◆ ◆ ◆

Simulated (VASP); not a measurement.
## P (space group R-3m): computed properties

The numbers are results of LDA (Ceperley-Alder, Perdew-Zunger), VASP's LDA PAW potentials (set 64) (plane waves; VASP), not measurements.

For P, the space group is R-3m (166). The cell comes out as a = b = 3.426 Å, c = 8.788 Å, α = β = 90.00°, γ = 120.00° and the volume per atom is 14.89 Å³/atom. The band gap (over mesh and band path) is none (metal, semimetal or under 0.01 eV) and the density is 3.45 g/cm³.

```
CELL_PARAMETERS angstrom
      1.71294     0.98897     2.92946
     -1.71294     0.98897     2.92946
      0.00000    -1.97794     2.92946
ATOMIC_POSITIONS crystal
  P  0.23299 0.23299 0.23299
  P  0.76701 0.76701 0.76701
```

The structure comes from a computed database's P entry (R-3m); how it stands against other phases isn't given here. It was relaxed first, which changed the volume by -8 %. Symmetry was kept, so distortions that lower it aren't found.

◆ ◆ ◆

(WORK REQUEST): Set down every line of the listing above again, exactly as given.

(WRITTEN REPLY):
Simulated (VASP); not a measurement.
## P (space group R-3m): computed properties

The numbers are results of LDA (Ceperley-Alder, Perdew-Zunger), VASP's LDA PAW potentials (set 64) (plane waves; VASP), not measurements.

For P, the space group is R-3m (166). The cell comes out as a = b = 3.426 Å, c = 8.788 Å, α = β = 90.00°, γ = 120.00° and the volume per atom is 14.89 Å³/atom. The band gap (over mesh and band path) is none (metal, semimetal or under 0.01 eV) and the density is 3.45 g/cm³.

```
CELL_PARAMETERS angstrom
      1.71294     0.98897     2.92946
     -1.71294     0.98897     2.92946
      0.00000    -1.97794     2.92946
ATOMIC_POSITIONS crystal
  P  0.23299 0.23299 0.23299
  P  0.76701 0.76701 0.76701
```

The structure comes from a computed database's P entry (R-3m); how it stands against other phases isn't given here. It was relaxed first, which changed the volume by -8 %. Symmetry was kept, so distortions that lower it aren't found.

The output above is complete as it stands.